(ACTIVITY) Return, exactly as written, every line from the first line of the data below through the line that contains "Model: the H2/O2".

•••••
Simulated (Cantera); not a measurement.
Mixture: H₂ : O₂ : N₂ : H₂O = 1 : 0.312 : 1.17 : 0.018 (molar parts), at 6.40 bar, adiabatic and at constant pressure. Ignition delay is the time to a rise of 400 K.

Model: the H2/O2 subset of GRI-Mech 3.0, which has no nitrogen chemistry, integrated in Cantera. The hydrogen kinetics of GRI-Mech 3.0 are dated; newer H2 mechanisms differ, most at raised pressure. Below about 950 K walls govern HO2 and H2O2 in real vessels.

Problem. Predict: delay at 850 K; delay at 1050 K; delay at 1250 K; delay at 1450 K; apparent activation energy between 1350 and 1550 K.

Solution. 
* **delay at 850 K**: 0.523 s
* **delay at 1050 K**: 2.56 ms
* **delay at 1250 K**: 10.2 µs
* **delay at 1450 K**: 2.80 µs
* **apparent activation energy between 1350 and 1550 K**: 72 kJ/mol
•••••

(WRITTEN SOLUTION)
Simulated (Cantera); not a measurement.
Mixture: H₂ : O₂ : N₂ : H₂O = 1 : 0.312 : 1.17 : 0.018 (molar parts), at 6.40 bar, adiabatic and at constant pressure. Ignition delay is the time to a rise of 400 K.

Model: the H2/O2 subset of GRI-Mech 3.0, which has no nitrogen chemistry, integrated in Cantera. The hydrogen kinetics of GRI-Mech 3.0 are dated; newer H2 mechanisms differ, most at raised pressure. Below about 950 K walls govern HO2 and H2O2 in real vessels.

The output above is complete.